• ACTION ITEM
Reproduce the records exactly, beginning with their first line and ending with the line that contains "### Question", and output nothing more.

• MATERIAL PROVIDED
━━━━━━

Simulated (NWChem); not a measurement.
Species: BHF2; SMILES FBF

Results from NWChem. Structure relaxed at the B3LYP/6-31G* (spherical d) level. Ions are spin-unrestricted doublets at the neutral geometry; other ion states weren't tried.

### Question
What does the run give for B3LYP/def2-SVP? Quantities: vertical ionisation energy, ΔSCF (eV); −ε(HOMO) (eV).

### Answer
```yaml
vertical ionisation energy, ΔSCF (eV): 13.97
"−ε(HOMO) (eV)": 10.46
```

━━━━━━

• EXERCISE RESPONSE
Simulated (NWChem); not a measurement.
Species: BHF2; SMILES FBF

Results from NWChem. Structure relaxed at the B3LYP/6-31G* (spherical d) level. Ions are spin-unrestricted doublets at the neutral geometry; other ion states weren't tried.

### Question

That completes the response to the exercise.